**Work task**.
All of the data below is to be written out again exactly.

### Records supplied

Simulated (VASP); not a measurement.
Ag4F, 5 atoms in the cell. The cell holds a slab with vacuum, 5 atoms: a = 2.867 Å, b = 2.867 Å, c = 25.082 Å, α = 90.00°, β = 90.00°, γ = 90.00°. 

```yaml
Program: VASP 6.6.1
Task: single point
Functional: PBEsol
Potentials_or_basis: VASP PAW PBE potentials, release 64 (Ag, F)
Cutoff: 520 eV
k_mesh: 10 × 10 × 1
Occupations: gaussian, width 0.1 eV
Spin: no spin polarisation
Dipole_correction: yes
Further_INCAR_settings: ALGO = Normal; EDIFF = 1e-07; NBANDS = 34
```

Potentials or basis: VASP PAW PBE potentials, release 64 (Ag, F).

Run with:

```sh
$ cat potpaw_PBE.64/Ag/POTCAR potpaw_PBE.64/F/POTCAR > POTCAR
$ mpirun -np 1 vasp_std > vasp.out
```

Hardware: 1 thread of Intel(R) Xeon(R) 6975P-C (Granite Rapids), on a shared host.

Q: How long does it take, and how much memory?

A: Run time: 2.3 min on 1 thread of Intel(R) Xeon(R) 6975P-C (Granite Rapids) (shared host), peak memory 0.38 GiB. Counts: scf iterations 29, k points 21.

######

**Response area**.
Simulated (VASP); not a measurement.
Ag4F, 5 atoms in the cell. The cell holds a slab with vacuum, 5 atoms: a = 2.867 Å, b = 2.867 Å, c = 25.082 Å, α = 90.00°, β = 90.00°, γ = 90.00°. 

```yaml
Program: VASP 6.6.1
Task: single point
Functional: PBEsol
Potentials_or_basis: VASP PAW PBE potentials, release 64 (Ag, F)
Cutoff: 520 eV
k_mesh: 10 × 10 × 1
Occupations: gaussian, width 0.1 eV
Spin: no spin polarisation
Dipole_correction: yes
Further_INCAR_settings: ALGO = Normal; EDIFF = 1e-07; NBANDS = 34
```

Potentials or basis: VASP PAW PBE potentials, release 64 (Ag, F).

Run with:

```sh
$ cat potpaw_PBE.64/Ag/POTCAR potpaw_PBE.64/F/POTCAR > POTCAR
$ mpirun -np 1 vasp_std > vasp.out
```

Hardware: 1 thread of Intel(R) Xeon(R) 6975P-C (Granite Rapids), on a shared host.

Q: How long does it take, and how much memory?

A: Run time: 2.3 min on 1 thread of Intel(R) Xeon(R) 6975P-C (Granite Rapids) (shared host), peak memory 0.38 GiB. Counts: scf iterations 29, k points 21.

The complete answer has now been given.